Transcribe the entries, keeping every character the same.

● RECORDS SUPPLIED
Content starts
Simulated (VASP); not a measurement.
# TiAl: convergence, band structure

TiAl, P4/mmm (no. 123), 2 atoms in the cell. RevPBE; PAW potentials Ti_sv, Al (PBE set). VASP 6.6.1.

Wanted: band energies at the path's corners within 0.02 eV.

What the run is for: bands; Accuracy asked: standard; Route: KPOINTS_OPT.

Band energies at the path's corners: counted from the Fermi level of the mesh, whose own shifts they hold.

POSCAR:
Content ends

● EXPECTED ANSWER
Simulated (VASP); not a measurement.
# TiAl: convergence, band structure

TiAl, P4/mmm (no. 123), 2 atoms in the cell. RevPBE; PAW potentials Ti_sv, Al (PBE set). VASP 6.6.1.

Wanted: band energies at the path's corners within 0.02 eV.

What the run is for: bands; Accuracy asked: standard; Route: KPOINTS_OPT.

Band energies at the path's corners: counted from the Fermi level of the mesh, whose own shifts they hold.

POSCAR:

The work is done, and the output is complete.